**Work instruction**.
Every entry must be repeated exactly in the answer.

**Extracted entries**.
|---|
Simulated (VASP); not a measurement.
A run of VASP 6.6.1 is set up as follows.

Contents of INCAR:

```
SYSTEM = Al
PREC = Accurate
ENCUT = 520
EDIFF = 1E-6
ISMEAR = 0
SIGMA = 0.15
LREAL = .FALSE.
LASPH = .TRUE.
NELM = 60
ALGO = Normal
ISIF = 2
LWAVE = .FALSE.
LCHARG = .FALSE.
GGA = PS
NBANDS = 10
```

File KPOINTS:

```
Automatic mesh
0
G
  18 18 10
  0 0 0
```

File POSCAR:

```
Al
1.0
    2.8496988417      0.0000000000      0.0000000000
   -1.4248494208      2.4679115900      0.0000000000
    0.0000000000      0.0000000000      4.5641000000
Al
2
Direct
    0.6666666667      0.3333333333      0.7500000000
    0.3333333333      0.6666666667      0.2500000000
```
|---|

**Response area**.
Simulated (VASP); not a measurement.
A run of VASP 6.6.1 is set up as follows.

Contents of INCAR:

```
SYSTEM = Al
PREC = Accurate
ENCUT = 520
EDIFF = 1E-6
ISMEAR = 0
SIGMA = 0.15
LREAL = .FALSE.
LASPH = .TRUE.
NELM = 60
ALGO = Normal
ISIF = 2
LWAVE = .FALSE.
LCHARG = .FALSE.
GGA = PS
NBANDS = 10
```

File KPOINTS:

```
Automatic mesh
0
G
  18 18 10
  0 0 0
```

File POSCAR:

```
Al
1.0
    2.8496988417      0.0000000000      0.0000000000
   -1.4248494208      2.4679115900      0.0000000000
    0.0000000000      0.0000000000      4.5641000000
Al
2
Direct
    0.6666666667      0.3333333333      0.7500000000
    0.3333333333      0.6666666667      0.2500000000
```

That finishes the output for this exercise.